Stored data: Begin

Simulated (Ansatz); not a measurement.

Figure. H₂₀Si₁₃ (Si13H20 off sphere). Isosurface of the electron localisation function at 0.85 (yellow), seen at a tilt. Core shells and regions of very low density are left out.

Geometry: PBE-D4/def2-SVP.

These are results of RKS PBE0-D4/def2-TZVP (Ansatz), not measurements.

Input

Stored data: End

Work order >>
Write out every line of the material again, exactly as it reads.

Written reply >>
Simulated (Ansatz); not a measurement.

Figure. H₂₀Si₁₃ (Si13H20 off sphere). Isosurface of the electron localisation function at 0.85 (yellow), seen at a tilt. Core shells and regions of very low density are left out.

Geometry: PBE-D4/def2-SVP.

These are results of RKS PBE0-D4/def2-TZVP (Ansatz), not measurements.

Input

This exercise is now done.